-*-

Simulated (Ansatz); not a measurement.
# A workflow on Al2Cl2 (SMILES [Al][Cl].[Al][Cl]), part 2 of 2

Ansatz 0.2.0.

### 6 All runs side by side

-*-

Action item :: The expected answer is an exact copy of the lines above, beginning at the line with "# A workflow" and ending at the line with "Ansatz 0.2.0.", with both ends in.

Task response ::
# A workflow on Al2Cl2 (SMILES [Al][Cl].[Al][Cl]), part 2 of 2

Ansatz 0.2.0.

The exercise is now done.